REQUIRED ACTION - A verbatim copy of the data below is the required output.

Top of DATASET EXCERPTS
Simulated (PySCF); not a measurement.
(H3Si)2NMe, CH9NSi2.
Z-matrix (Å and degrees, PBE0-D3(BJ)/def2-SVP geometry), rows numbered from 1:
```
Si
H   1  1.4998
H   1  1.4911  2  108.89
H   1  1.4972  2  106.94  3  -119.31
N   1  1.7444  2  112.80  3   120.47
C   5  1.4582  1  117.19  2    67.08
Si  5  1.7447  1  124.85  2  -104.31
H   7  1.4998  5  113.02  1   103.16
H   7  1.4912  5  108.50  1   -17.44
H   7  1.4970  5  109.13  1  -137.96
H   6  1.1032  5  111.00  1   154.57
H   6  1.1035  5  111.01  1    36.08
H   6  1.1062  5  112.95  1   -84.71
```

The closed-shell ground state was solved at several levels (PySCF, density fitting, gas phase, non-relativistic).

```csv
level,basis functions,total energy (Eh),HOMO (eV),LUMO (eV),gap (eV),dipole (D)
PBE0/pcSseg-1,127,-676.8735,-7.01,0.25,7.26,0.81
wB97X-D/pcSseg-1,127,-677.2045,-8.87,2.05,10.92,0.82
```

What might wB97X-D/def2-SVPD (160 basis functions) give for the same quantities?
Bottom of DATASET EXCERPTS

WRITTEN REPLY -
Simulated (PySCF); not a measurement.
(H3Si)2NMe, CH9NSi2.
Z-matrix (Å and degrees, PBE0-D3(BJ)/def2-SVP geometry), rows numbered from 1:
```
Si
H   1  1.4998
H   1  1.4911  2  108.89
H   1  1.4972  2  106.94  3  -119.31
N   1  1.7444  2  112.80  3   120.47
C   5  1.4582  1  117.19  2    67.08
Si  5  1.7447  1  124.85  2  -104.31
H   7  1.4998  5  113.02  1   103.16
H   7  1.4912  5  108.50  1   -17.44
H   7  1.4970  5  109.13  1  -137.96
H   6  1.1032  5  111.00  1   154.57
H   6  1.1035  5  111.01  1    36.08
H   6  1.1062  5  112.95  1   -84.71
```

The closed-shell ground state was solved at several levels (PySCF, density fitting, gas phase, non-relativistic).

```csv
level,basis functions,total energy (Eh),HOMO (eV),LUMO (eV),gap (eV),dipole (D)
PBE0/pcSseg-1,127,-676.8735,-7.01,0.25,7.26,0.81
wB97X-D/pcSseg-1,127,-677.2045,-8.87,2.05,10.92,0.82
```

What might wB97X-D/def2-SVPD (160 basis functions) give for the same quantities?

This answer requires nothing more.